**TASK ITEM**. Return the records exactly, from the first line through the "Aim: the relaxation" line.

——————————

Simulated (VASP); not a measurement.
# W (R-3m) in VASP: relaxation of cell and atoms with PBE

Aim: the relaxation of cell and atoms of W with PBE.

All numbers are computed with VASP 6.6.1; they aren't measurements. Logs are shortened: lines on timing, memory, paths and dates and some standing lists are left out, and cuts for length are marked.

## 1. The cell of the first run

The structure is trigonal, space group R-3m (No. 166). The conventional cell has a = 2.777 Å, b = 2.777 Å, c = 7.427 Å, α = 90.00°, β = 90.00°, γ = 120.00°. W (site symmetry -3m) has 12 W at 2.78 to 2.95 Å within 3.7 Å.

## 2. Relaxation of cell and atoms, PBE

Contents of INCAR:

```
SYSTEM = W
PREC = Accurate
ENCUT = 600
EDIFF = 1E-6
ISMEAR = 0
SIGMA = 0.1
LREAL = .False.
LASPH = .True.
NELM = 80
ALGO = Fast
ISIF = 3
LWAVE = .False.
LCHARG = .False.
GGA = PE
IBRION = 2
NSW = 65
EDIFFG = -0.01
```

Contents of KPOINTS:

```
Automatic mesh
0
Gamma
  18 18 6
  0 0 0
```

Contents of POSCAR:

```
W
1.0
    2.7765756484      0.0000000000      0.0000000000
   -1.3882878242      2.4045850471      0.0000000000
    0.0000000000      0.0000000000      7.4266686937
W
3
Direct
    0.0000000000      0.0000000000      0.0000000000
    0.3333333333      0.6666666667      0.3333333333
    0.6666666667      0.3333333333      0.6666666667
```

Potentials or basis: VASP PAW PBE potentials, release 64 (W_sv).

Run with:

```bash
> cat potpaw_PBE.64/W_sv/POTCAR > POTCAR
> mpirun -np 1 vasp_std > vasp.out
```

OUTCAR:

——————————

**EXPECTED ANSWER**.
Simulated (VASP); not a measurement.
# W (R-3m) in VASP: relaxation of cell and atoms with PBE

Aim: the relaxation of cell and atoms of W with PBE.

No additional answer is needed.